* _Required action_: Every line of the data below needs to be reproduced exactly.

(Extracted information)

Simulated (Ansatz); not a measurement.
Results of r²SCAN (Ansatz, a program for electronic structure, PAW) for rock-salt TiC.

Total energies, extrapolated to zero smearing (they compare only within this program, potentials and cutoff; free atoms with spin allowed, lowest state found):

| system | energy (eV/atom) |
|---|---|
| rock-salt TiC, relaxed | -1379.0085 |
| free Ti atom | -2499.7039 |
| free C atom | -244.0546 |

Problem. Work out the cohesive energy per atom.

(End Extracted information)

* _Problem solution_:
Simulated (Ansatz); not a measurement.
Results of r²SCAN (Ansatz, a program for electronic structure, PAW) for rock-salt TiC.

Total energies, extrapolated to zero smearing (they compare only within this program, potentials and cutoff; free atoms with spin allowed, lowest state found):

| system | energy (eV/atom) |
|---|---|
| rock-salt TiC, relaxed | -1379.0085 |
| free Ti atom | -2499.7039 |
| free C atom | -244.0546 |

Problem. Work out the cohesive energy per atom.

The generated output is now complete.